Recorded data:
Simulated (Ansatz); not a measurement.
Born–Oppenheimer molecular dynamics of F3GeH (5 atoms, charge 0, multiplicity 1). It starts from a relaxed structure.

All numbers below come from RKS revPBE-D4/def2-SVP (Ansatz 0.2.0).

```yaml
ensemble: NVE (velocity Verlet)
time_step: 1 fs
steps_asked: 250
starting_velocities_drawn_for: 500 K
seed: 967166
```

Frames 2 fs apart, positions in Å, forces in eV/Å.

Action item:
Please return all of the entries above, exactly and completely.

Written answer:
Simulated (Ansatz); not a measurement.
Born–Oppenheimer molecular dynamics of F3GeH (5 atoms, charge 0, multiplicity 1). It starts from a relaxed structure.

All numbers below come from RKS revPBE-D4/def2-SVP (Ansatz 0.2.0).

```yaml
ensemble: NVE (velocity Verlet)
time_step: 1 fs
steps_asked: 250
starting_velocities_drawn_for: 500 K
seed: 967166
```

Frames 2 fs apart, positions in Å, forces in eV/Å.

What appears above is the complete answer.